> Information shown
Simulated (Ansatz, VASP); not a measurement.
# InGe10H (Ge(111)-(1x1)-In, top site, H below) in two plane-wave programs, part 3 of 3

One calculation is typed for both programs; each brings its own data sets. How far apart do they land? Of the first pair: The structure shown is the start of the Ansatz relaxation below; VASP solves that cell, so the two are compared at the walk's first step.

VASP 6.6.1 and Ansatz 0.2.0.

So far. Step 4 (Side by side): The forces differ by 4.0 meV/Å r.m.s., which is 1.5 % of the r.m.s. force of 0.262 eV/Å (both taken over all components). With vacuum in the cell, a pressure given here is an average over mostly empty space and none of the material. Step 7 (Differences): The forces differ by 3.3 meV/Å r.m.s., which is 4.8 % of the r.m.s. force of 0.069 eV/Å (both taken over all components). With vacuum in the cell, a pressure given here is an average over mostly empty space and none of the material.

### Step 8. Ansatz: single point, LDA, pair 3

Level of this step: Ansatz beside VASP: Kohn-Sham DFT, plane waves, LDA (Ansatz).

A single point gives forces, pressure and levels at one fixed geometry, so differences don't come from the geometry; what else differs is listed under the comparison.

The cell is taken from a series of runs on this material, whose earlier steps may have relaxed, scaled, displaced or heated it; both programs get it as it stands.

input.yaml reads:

> Work instruction
Exactness is what counts here: write out every record again.

> Written solution
Simulated (Ansatz, VASP); not a measurement.
# InGe10H (Ge(111)-(1x1)-In, top site, H below) in two plane-wave programs, part 3 of 3

One calculation is typed for both programs; each brings its own data sets. How far apart do they land? Of the first pair: The structure shown is the start of the Ansatz relaxation below; VASP solves that cell, so the two are compared at the walk's first step.

VASP 6.6.1 and Ansatz 0.2.0.

So far. Step 4 (Side by side): The forces differ by 4.0 meV/Å r.m.s., which is 1.5 % of the r.m.s. force of 0.262 eV/Å (both taken over all components). With vacuum in the cell, a pressure given here is an average over mostly empty space and none of the material. Step 7 (Differences): The forces differ by 3.3 meV/Å r.m.s., which is 4.8 % of the r.m.s. force of 0.069 eV/Å (both taken over all components). With vacuum in the cell, a pressure given here is an average over mostly empty space and none of the material.

### Step 8. Ansatz: single point, LDA, pair 3

Level of this step: Ansatz beside VASP: Kohn-Sham DFT, plane waves, LDA (Ansatz).

A single point gives forces, pressure and levels at one fixed geometry, so differences don't come from the geometry; what else differs is listed under the comparison.

The cell is taken from a series of runs on this material, whose earlier steps may have relaxed, scaled, displaced or heated it; both programs get it as it stands.

input.yaml reads:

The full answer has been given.